SUPPLIED INFORMATION START

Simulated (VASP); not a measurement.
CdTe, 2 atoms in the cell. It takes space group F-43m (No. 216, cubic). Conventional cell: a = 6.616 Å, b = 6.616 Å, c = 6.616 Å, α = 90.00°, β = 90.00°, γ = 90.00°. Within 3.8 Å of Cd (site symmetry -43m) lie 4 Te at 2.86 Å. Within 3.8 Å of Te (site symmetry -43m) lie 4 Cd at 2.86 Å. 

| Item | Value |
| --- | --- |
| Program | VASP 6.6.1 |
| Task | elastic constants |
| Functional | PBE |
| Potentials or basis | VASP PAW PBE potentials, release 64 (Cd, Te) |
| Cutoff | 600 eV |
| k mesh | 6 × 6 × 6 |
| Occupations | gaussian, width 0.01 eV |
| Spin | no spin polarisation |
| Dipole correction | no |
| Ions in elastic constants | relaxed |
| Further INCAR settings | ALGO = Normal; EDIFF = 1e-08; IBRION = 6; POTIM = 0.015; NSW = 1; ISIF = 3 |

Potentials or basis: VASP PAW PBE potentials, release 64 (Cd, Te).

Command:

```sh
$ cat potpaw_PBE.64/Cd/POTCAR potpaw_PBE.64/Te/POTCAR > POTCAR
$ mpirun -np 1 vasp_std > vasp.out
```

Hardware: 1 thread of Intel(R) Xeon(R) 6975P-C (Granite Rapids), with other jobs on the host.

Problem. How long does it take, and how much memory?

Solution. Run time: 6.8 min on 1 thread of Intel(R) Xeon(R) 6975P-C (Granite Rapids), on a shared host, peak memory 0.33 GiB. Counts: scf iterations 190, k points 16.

SUPPLIED INFORMATION END

**ASSIGNMENT**
Taking the records from the top, repeat each line exactly until you have repeated the line that contains "constants | relaxed |".

**EXERCISE RESULT**
Simulated (VASP); not a measurement.
CdTe, 2 atoms in the cell. It takes space group F-43m (No. 216, cubic). Conventional cell: a = 6.616 Å, b = 6.616 Å, c = 6.616 Å, α = 90.00°, β = 90.00°, γ = 90.00°. Within 3.8 Å of Cd (site symmetry -43m) lie 4 Te at 2.86 Å. Within 3.8 Å of Te (site symmetry -43m) lie 4 Cd at 2.86 Å. 

| Item | Value |
| --- | --- |
| Program | VASP 6.6.1 |
| Task | elastic constants |
| Functional | PBE |
| Potentials or basis | VASP PAW PBE potentials, release 64 (Cd, Te) |
| Cutoff | 600 eV |
| k mesh | 6 × 6 × 6 |
| Occupations | gaussian, width 0.01 eV |
| Spin | no spin polarisation |
| Dipole correction | no |
| Ions in elastic constants | relaxed |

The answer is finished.